**WORK ORDER**
When you find the line with "none | 0.1 |" among the records below, reproduce it and each line after it exactly, ending with the line with "none | -1.5 |".

►
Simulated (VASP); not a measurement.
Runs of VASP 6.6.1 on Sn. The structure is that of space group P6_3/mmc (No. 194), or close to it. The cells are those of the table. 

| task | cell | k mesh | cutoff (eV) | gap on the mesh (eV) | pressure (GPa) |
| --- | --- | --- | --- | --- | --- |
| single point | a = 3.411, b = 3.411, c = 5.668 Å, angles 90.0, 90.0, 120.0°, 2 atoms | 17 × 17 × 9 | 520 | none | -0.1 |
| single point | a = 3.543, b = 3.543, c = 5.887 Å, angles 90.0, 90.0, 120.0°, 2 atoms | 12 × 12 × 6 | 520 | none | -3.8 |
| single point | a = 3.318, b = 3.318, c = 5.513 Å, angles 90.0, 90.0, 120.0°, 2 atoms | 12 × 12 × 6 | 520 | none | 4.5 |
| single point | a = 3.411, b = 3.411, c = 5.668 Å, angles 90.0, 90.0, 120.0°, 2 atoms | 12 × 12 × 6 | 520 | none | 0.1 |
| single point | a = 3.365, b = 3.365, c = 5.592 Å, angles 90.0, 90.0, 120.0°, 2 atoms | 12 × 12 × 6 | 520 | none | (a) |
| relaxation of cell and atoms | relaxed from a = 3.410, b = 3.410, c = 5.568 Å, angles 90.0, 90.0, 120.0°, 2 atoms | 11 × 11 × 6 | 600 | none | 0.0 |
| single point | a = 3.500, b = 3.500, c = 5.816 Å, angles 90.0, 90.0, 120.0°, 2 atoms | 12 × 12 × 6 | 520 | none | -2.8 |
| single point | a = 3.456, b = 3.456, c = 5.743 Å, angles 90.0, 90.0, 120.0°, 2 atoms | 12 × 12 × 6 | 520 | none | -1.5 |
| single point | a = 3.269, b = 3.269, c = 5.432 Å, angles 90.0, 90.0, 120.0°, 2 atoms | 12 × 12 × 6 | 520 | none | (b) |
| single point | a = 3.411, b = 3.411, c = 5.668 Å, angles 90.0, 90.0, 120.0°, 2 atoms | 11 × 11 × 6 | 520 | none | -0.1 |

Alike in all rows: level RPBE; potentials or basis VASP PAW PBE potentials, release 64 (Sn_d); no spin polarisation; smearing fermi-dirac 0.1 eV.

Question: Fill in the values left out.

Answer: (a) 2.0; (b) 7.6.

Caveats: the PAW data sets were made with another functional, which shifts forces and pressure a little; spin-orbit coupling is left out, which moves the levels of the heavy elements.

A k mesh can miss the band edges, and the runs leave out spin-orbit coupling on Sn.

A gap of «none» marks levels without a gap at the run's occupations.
◄

**TASK ANSWER**
| single point | a = 3.411, b = 3.411, c = 5.668 Å, angles 90.0, 90.0, 120.0°, 2 atoms | 12 × 12 × 6 | 520 | none | 0.1 |
| single point | a = 3.365, b = 3.365, c = 5.592 Å, angles 90.0, 90.0, 120.0°, 2 atoms | 12 × 12 × 6 | 520 | none | (a) |
| relaxation of cell and atoms | relaxed from a = 3.410, b = 3.410, c = 5.568 Å, angles 90.0, 90.0, 120.0°, 2 atoms | 11 × 11 × 6 | 600 | none | 0.0 |
| single point | a = 3.500, b = 3.500, c = 5.816 Å, angles 90.0, 90.0, 120.0°, 2 atoms | 12 × 12 × 6 | 520 | none | -2.8 |
| single point | a = 3.456, b = 3.456, c = 5.743 Å, angles 90.0, 90.0, 120.0°, 2 atoms | 12 × 12 × 6 | 520 | none | -1.5 |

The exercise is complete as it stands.